## DATA SHOWN
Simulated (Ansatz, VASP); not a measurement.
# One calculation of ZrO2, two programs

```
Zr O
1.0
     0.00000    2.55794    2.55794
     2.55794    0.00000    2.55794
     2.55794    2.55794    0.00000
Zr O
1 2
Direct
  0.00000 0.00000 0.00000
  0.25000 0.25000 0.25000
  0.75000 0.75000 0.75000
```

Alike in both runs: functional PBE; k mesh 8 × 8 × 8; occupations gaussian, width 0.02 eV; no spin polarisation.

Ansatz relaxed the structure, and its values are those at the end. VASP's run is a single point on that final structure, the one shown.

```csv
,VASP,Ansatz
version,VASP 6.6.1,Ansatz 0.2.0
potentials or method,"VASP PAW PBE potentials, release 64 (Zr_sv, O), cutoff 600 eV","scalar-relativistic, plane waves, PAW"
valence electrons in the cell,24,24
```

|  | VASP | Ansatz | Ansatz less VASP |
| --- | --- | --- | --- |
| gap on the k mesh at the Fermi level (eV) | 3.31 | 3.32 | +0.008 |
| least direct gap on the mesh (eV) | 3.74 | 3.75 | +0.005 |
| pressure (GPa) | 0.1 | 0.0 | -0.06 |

## BRIEF
At the first line of the material above, start reproducing each line exactly, and end with the line that holds "3.75 | +0.005 |", adding nothing.

## EXERCISE OUTPUT
Simulated (Ansatz, VASP); not a measurement.
# One calculation of ZrO2, two programs

```
Zr O
1.0
     0.00000    2.55794    2.55794
     2.55794    0.00000    2.55794
     2.55794    2.55794    0.00000
Zr O
1 2
Direct
  0.00000 0.00000 0.00000
  0.25000 0.25000 0.25000
  0.75000 0.75000 0.75000
```

Alike in both runs: functional PBE; k mesh 8 × 8 × 8; occupations gaussian, width 0.02 eV; no spin polarisation.

Ansatz relaxed the structure, and its values are those at the end. VASP's run is a single point on that final structure, the one shown.

```csv
,VASP,Ansatz
version,VASP 6.6.1,Ansatz 0.2.0
potentials or method,"VASP PAW PBE potentials, release 64 (Zr_sv, O), cutoff 600 eV","scalar-relativistic, plane waves, PAW"
valence electrons in the cell,24,24
```

|  | VASP | Ansatz | Ansatz less VASP |
| --- | --- | --- | --- |
| gap on the k mesh at the Fermi level (eV) | 3.31 | 3.32 | +0.008 |
| least direct gap on the mesh (eV) | 3.74 | 3.75 | +0.005 |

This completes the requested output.